↓↓↓
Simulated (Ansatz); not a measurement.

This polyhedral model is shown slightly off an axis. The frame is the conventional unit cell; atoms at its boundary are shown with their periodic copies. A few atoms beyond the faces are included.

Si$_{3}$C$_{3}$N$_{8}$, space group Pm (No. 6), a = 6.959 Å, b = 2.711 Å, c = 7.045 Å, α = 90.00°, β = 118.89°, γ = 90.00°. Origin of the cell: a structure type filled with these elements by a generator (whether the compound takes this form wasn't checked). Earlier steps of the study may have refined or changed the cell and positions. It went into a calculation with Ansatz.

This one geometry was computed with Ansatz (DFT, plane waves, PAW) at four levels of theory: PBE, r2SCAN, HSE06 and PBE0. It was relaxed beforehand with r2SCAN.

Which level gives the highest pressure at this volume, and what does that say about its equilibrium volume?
↑↑↑

Required action:
Write out the records above exactly as given.

Response box:
Simulated (Ansatz); not a measurement.

This polyhedral model is shown slightly off an axis. The frame is the conventional unit cell; atoms at its boundary are shown with their periodic copies. A few atoms beyond the faces are included.

Si$_{3}$C$_{3}$N$_{8}$, space group Pm (No. 6), a = 6.959 Å, b = 2.711 Å, c = 7.045 Å, α = 90.00°, β = 118.89°, γ = 90.00°. Origin of the cell: a structure type filled with these elements by a generator (whether the compound takes this form wasn't checked). Earlier steps of the study may have refined or changed the cell and positions. It went into a calculation with Ansatz.

This one geometry was computed with Ansatz (DFT, plane waves, PAW) at four levels of theory: PBE, r2SCAN, HSE06 and PBE0. It was relaxed beforehand with r2SCAN.

Which level gives the highest pressure at this volume, and what does that say about its equilibrium volume?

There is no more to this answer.